● **Study material**:
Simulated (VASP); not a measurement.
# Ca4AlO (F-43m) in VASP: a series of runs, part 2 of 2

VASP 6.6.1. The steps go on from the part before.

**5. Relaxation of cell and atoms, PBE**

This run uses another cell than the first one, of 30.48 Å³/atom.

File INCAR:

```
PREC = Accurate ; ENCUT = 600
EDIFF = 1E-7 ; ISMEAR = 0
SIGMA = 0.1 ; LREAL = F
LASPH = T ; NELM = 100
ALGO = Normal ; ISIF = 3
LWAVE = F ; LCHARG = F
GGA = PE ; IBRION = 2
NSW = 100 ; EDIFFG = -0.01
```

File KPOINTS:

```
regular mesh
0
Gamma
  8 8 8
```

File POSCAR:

● **Action item**:
Beginning at the top of the data, extract each line through the line containing "and atoms, PBE**" and return those lines exactly, with nothing added.

● **Task response**:
Simulated (VASP); not a measurement.
# Ca4AlO (F-43m) in VASP: a series of runs, part 2 of 2

VASP 6.6.1. The steps go on from the part before.

**5. Relaxation of cell and atoms, PBE**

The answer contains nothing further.